Give every line of the records exactly, please, from the first up to and including the one containing "Solution. Near pH".

= = = = =
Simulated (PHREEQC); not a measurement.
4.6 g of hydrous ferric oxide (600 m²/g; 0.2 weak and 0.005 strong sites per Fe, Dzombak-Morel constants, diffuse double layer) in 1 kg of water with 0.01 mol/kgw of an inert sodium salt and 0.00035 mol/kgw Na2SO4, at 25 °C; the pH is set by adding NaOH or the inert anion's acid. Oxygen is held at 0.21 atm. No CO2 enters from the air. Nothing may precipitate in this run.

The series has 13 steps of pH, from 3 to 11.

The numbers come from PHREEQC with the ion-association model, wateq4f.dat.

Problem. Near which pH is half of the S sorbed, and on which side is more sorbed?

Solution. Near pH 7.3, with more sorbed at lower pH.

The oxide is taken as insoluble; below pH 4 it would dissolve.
= = = = =

Answer box:
Simulated (PHREEQC); not a measurement.
4.6 g of hydrous ferric oxide (600 m²/g; 0.2 weak and 0.005 strong sites per Fe, Dzombak-Morel constants, diffuse double layer) in 1 kg of water with 0.01 mol/kgw of an inert sodium salt and 0.00035 mol/kgw Na2SO4, at 25 °C; the pH is set by adding NaOH or the inert anion's acid. Oxygen is held at 0.21 atm. No CO2 enters from the air. Nothing may precipitate in this run.

The series has 13 steps of pH, from 3 to 11.

The numbers come from PHREEQC with the ion-association model, wateq4f.dat.

Problem. Near which pH is half of the S sorbed, and on which side is more sorbed?

Solution. Near pH 7.3, with more sorbed at lower pH.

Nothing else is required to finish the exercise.